--- DATA TO EXAMINE ---

= = = = =

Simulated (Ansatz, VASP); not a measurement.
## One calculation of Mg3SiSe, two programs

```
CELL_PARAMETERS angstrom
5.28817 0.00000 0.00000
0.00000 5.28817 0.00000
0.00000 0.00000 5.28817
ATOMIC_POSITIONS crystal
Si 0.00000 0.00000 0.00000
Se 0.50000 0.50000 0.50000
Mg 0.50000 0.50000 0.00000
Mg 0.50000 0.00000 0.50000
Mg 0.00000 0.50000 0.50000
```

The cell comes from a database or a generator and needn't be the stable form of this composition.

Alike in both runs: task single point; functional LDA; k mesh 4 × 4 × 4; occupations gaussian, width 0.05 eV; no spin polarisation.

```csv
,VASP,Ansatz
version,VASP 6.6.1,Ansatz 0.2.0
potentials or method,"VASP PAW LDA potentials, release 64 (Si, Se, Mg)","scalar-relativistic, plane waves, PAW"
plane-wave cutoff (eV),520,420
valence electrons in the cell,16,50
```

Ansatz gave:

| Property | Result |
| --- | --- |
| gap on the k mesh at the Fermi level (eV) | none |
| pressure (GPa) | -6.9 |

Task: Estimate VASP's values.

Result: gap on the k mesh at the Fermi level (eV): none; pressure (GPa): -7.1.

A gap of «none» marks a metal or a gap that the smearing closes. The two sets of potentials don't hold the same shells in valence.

= = = = =

--- REQUIRED ACTION ---
Set down, exactly as they stand above, the lines starting with the line with "## One calculation of Mg3SiSe, two programs" and going on through the line with "Task: Estimate VASP's values.", and no others.

--- RESPONSE AREA ---
## One calculation of Mg3SiSe, two programs

```
CELL_PARAMETERS angstrom
5.28817 0.00000 0.00000
0.00000 5.28817 0.00000
0.00000 0.00000 5.28817
ATOMIC_POSITIONS crystal
Si 0.00000 0.00000 0.00000
Se 0.50000 0.50000 0.50000
Mg 0.50000 0.50000 0.00000
Mg 0.50000 0.00000 0.50000
Mg 0.00000 0.50000 0.50000
```

The cell comes from a database or a generator and needn't be the stable form of this composition.

Alike in both runs: task single point; functional LDA; k mesh 4 × 4 × 4; occupations gaussian, width 0.05 eV; no spin polarisation.

```csv
,VASP,Ansatz
version,VASP 6.6.1,Ansatz 0.2.0
potentials or method,"VASP PAW LDA potentials, release 64 (Si, Se, Mg)","scalar-relativistic, plane waves, PAW"
plane-wave cutoff (eV),520,420
valence electrons in the cell,16,50
```

Ansatz gave:

| Property | Result |
| --- | --- |
| gap on the k mesh at the Fermi level (eV) | none |
| pressure (GPa) | -6.9 |

Task: Estimate VASP's values.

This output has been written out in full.